### Exercise
Please give back only the lines below from the one containing "Theory: Ansatz 0.2.0, DFT, PBEsol, all-electron" to the one containing "0.5 | ? | -0.14 |", each repeated word for word, both ends included.

### Entries supplied
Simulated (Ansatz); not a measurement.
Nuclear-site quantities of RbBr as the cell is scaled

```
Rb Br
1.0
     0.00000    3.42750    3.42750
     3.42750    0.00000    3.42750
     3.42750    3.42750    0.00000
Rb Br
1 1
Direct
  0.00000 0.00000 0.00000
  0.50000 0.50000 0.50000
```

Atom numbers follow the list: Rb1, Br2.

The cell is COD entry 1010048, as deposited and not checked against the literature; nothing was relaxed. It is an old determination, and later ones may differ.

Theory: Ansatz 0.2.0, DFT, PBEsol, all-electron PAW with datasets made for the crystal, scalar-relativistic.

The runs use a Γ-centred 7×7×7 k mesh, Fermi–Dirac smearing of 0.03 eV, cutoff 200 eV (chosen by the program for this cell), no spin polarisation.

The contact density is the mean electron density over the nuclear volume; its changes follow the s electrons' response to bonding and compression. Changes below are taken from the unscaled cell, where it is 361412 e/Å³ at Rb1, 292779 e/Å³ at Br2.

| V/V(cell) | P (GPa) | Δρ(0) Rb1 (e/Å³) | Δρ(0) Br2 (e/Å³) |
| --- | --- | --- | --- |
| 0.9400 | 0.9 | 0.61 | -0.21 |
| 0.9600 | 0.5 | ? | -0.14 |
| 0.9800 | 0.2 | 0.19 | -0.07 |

### Answer area
Theory: Ansatz 0.2.0, DFT, PBEsol, all-electron PAW with datasets made for the crystal, scalar-relativistic.

The runs use a Γ-centred 7×7×7 k mesh, Fermi–Dirac smearing of 0.03 eV, cutoff 200 eV (chosen by the program for this cell), no spin polarisation.

The contact density is the mean electron density over the nuclear volume; its changes follow the s electrons' response to bonding and compression. Changes below are taken from the unscaled cell, where it is 361412 e/Å³ at Rb1, 292779 e/Å³ at Br2.

| V/V(cell) | P (GPa) | Δρ(0) Rb1 (e/Å³) | Δρ(0) Br2 (e/Å³) |
| --- | --- | --- | --- |
| 0.9400 | 0.9 | 0.61 | -0.21 |
| 0.9600 | 0.5 | ? | -0.14 |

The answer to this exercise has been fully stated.